╭──

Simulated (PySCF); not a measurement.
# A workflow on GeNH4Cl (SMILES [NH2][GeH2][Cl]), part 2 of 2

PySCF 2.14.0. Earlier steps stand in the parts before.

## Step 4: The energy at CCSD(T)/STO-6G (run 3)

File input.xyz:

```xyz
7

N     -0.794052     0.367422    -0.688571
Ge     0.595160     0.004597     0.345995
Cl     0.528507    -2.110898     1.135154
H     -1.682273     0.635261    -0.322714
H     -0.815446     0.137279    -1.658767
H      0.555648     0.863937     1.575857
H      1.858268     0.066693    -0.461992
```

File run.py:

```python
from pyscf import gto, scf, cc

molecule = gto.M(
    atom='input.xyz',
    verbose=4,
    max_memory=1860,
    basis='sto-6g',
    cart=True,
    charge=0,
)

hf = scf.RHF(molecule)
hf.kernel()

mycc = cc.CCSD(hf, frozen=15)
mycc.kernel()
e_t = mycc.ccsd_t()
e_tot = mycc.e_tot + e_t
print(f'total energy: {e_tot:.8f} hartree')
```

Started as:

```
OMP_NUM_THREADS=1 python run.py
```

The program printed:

╰──

Every entry above needs to be duplicated exactly.

Simulated (PySCF); not a measurement.
# A workflow on GeNH4Cl (SMILES [NH2][GeH2][Cl]), part 2 of 2

PySCF 2.14.0. Earlier steps stand in the parts before.

## Step 4: The energy at CCSD(T)/STO-6G (run 3)

File input.xyz:

```xyz
7

N     -0.794052     0.367422    -0.688571
Ge     0.595160     0.004597     0.345995
Cl     0.528507    -2.110898     1.135154
H     -1.682273     0.635261    -0.322714
H     -0.815446     0.137279    -1.658767
H      0.555648     0.863937     1.575857
H      1.858268     0.066693    -0.461992
```

File run.py:

```python
from pyscf import gto, scf, cc

molecule = gto.M(
    atom='input.xyz',
    verbose=4,
    max_memory=1860,
    basis='sto-6g',
    cart=True,
    charge=0,
)

hf = scf.RHF(molecule)
hf.kernel()

mycc = cc.CCSD(hf, frozen=15)
mycc.kernel()
e_t = mycc.ccsd_t()
e_tot = mycc.e_tot + e_t
print(f'total energy: {e_tot:.8f} hartree')
```

Started as:

```
OMP_NUM_THREADS=1 python run.py
```

The program printed:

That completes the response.